• Material supplied:
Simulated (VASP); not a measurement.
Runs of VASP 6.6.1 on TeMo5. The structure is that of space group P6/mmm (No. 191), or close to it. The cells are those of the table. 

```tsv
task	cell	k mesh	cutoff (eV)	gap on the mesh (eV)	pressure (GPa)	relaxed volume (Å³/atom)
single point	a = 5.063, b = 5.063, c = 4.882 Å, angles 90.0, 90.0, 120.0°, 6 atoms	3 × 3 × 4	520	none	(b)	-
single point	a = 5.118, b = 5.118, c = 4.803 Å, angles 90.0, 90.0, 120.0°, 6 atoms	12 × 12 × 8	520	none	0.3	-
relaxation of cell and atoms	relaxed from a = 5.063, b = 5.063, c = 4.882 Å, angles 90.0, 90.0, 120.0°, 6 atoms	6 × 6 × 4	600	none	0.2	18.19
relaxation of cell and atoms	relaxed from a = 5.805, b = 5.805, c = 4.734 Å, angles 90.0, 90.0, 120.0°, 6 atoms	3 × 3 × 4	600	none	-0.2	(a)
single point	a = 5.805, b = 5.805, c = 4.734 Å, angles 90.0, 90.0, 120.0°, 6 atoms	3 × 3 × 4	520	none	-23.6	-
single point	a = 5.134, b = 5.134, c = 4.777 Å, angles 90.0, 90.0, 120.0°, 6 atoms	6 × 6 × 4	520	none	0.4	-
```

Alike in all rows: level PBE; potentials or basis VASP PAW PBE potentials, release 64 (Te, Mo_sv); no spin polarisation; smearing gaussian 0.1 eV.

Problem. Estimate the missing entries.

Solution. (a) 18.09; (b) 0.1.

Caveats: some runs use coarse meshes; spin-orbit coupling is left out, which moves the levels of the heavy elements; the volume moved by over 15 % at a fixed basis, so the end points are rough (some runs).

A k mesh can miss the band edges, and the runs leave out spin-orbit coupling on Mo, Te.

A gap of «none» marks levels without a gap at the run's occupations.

• Required action: Exact reproduction is required: output the lines from the start of the entries above through the line with "A k mesh can".

• Exercise solution:
Simulated (VASP); not a measurement.
Runs of VASP 6.6.1 on TeMo5. The structure is that of space group P6/mmm (No. 191), or close to it. The cells are those of the table. 

```tsv
task	cell	k mesh	cutoff (eV)	gap on the mesh (eV)	pressure (GPa)	relaxed volume (Å³/atom)
single point	a = 5.063, b = 5.063, c = 4.882 Å, angles 90.0, 90.0, 120.0°, 6 atoms	3 × 3 × 4	520	none	(b)	-
single point	a = 5.118, b = 5.118, c = 4.803 Å, angles 90.0, 90.0, 120.0°, 6 atoms	12 × 12 × 8	520	none	0.3	-
relaxation of cell and atoms	relaxed from a = 5.063, b = 5.063, c = 4.882 Å, angles 90.0, 90.0, 120.0°, 6 atoms	6 × 6 × 4	600	none	0.2	18.19
relaxation of cell and atoms	relaxed from a = 5.805, b = 5.805, c = 4.734 Å, angles 90.0, 90.0, 120.0°, 6 atoms	3 × 3 × 4	600	none	-0.2	(a)
single point	a = 5.805, b = 5.805, c = 4.734 Å, angles 90.0, 90.0, 120.0°, 6 atoms	3 × 3 × 4	520	none	-23.6	-
single point	a = 5.134, b = 5.134, c = 4.777 Å, angles 90.0, 90.0, 120.0°, 6 atoms	6 × 6 × 4	520	none	0.4	-
```

Alike in all rows: level PBE; potentials or basis VASP PAW PBE potentials, release 64 (Te, Mo_sv); no spin polarisation; smearing gaussian 0.1 eV.

Problem. Estimate the missing entries.

Solution. (a) 18.09; (b) 0.1.

Caveats: some runs use coarse meshes; spin-orbit coupling is left out, which moves the levels of the heavy elements; the volume moved by over 15 % at a fixed basis, so the end points are rough (some runs).

A k mesh can miss the band edges, and the runs leave out spin-orbit coupling on Mo, Te.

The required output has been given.